*WORK ITEM:* Copy out the entries below exactly as they stand, but only from the line containing "## BP: the relaxed cell at several levels" through the line containing "Aim: relax BP".

*INFORMATION PROVIDED:*
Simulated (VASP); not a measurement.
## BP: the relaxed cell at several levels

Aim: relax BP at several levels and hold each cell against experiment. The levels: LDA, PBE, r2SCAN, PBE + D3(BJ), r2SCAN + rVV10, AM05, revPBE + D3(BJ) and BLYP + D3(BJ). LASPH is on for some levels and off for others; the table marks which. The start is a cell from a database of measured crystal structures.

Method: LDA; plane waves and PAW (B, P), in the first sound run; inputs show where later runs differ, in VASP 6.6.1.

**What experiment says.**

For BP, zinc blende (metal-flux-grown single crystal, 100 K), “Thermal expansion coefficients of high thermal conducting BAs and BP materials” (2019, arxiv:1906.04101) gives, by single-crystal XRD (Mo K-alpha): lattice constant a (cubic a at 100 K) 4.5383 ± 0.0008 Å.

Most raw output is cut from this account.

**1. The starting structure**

*TASK RESULT:*
## BP: the relaxed cell at several levels

Aim: relax BP at several levels and hold each cell against experiment. The levels: LDA, PBE, r2SCAN, PBE + D3(BJ), r2SCAN + rVV10, AM05, revPBE + D3(BJ) and BLYP + D3(BJ). LASPH is on for some levels and off for others; the table marks which. The start is a cell from a database of measured crystal structures.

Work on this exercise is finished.